WORK ORDER:
Make an exact copy of every record that follows.

··· SOURCE DATA ···

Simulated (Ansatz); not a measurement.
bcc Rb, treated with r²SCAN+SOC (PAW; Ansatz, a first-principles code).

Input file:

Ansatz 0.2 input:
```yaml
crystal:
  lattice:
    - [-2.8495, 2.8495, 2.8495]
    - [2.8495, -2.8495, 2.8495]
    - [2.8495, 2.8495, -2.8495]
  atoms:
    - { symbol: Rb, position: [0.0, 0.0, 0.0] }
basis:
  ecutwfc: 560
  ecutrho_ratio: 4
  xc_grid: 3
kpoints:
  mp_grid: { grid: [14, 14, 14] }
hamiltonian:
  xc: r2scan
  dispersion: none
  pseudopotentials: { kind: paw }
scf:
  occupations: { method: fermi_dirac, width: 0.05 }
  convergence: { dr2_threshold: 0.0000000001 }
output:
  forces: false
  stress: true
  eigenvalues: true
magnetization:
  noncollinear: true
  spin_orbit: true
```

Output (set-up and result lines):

···

TASK RESPONSE:
Simulated (Ansatz); not a measurement.
bcc Rb, treated with r²SCAN+SOC (PAW; Ansatz, a first-principles code).

Input file:

Ansatz 0.2 input:
```yaml
crystal:
  lattice:
    - [-2.8495, 2.8495, 2.8495]
    - [2.8495, -2.8495, 2.8495]
    - [2.8495, 2.8495, -2.8495]
  atoms:
    - { symbol: Rb, position: [0.0, 0.0, 0.0] }
basis:
  ecutwfc: 560
  ecutrho_ratio: 4
  xc_grid: 3
kpoints:
  mp_grid: { grid: [14, 14, 14] }
hamiltonian:
  xc: r2scan
  dispersion: none
  pseudopotentials: { kind: paw }
scf:
  occupations: { method: fermi_dirac, width: 0.05 }
  convergence: { dr2_threshold: 0.0000000001 }
output:
  forces: false
  stress: true
  eigenvalues: true
magnetization:
  noncollinear: true
  spin_orbit: true
```

Output (set-up and result lines):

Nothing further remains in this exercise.